» **Records supplied**
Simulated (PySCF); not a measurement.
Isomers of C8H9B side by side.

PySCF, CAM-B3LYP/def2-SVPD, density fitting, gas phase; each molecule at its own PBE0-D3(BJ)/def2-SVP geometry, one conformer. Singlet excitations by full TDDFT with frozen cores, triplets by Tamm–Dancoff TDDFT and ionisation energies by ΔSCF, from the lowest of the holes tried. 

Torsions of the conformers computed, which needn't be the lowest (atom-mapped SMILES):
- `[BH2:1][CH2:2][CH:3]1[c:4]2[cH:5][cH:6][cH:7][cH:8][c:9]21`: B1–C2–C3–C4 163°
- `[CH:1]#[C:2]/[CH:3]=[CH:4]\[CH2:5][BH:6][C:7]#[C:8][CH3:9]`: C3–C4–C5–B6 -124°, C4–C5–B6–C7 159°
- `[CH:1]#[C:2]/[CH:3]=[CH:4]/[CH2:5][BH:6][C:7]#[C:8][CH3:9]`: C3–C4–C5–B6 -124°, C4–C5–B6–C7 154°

» **Work item**
Transcribe, please, every line from the first line of the listing above through the line with "-124°, C4–C5–B6–C7 159°". Keep both ends and nothing else.

» **Answer box**
Simulated (PySCF); not a measurement.
Isomers of C8H9B side by side.

PySCF, CAM-B3LYP/def2-SVPD, density fitting, gas phase; each molecule at its own PBE0-D3(BJ)/def2-SVP geometry, one conformer. Singlet excitations by full TDDFT with frozen cores, triplets by Tamm–Dancoff TDDFT and ionisation energies by ΔSCF, from the lowest of the holes tried. 

Torsions of the conformers computed, which needn't be the lowest (atom-mapped SMILES):
- `[BH2:1][CH2:2][CH:3]1[c:4]2[cH:5][cH:6][cH:7][cH:8][c:9]21`: B1–C2–C3–C4 163°
- `[CH:1]#[C:2]/[CH:3]=[CH:4]\[CH2:5][BH:6][C:7]#[C:8][CH3:9]`: C3–C4–C5–B6 -124°, C4–C5–B6–C7 159°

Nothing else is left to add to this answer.